ACTIVITY:
Transcribe the listing below only from the line with "0.000349 | 0.630 |" up to and including the line with "x: gas mole".

RECORDED DATA:
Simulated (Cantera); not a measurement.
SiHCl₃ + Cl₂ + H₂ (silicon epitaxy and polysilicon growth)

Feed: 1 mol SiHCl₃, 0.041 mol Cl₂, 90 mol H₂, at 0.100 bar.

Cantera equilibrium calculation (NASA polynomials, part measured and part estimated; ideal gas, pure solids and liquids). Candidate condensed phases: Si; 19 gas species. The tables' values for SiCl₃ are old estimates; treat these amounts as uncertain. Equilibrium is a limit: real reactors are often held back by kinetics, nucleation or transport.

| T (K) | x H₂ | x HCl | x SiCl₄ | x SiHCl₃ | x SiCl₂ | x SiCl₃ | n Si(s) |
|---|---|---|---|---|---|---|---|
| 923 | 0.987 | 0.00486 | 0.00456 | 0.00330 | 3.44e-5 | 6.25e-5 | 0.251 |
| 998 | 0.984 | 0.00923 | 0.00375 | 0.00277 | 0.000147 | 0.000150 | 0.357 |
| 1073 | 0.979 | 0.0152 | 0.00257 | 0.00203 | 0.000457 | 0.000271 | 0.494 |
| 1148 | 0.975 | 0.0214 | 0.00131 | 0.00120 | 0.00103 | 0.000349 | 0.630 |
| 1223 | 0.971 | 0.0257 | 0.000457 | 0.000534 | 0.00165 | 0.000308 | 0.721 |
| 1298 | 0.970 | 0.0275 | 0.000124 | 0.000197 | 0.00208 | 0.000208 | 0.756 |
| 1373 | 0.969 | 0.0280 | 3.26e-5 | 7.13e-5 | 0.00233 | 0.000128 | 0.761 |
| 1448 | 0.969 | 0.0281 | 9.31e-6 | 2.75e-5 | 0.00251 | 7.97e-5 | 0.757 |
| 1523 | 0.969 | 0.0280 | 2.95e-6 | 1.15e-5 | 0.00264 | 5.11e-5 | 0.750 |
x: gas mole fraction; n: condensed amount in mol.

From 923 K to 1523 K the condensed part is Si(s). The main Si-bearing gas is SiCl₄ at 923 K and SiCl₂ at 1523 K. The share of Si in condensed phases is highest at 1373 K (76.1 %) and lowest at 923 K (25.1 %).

WORKED SOLUTION:
| 1148 | 0.975 | 0.0214 | 0.00131 | 0.00120 | 0.00103 | 0.000349 | 0.630 |
| 1223 | 0.971 | 0.0257 | 0.000457 | 0.000534 | 0.00165 | 0.000308 | 0.721 |
| 1298 | 0.970 | 0.0275 | 0.000124 | 0.000197 | 0.00208 | 0.000208 | 0.756 |
| 1373 | 0.969 | 0.0280 | 3.26e-5 | 7.13e-5 | 0.00233 | 0.000128 | 0.761 |
| 1448 | 0.969 | 0.0281 | 9.31e-6 | 2.75e-5 | 0.00251 | 7.97e-5 | 0.757 |
| 1523 | 0.969 | 0.0280 | 2.95e-6 | 1.15e-5 | 0.00264 | 5.11e-5 | 0.750 |
x: gas mole fraction; n: condensed amount in mol.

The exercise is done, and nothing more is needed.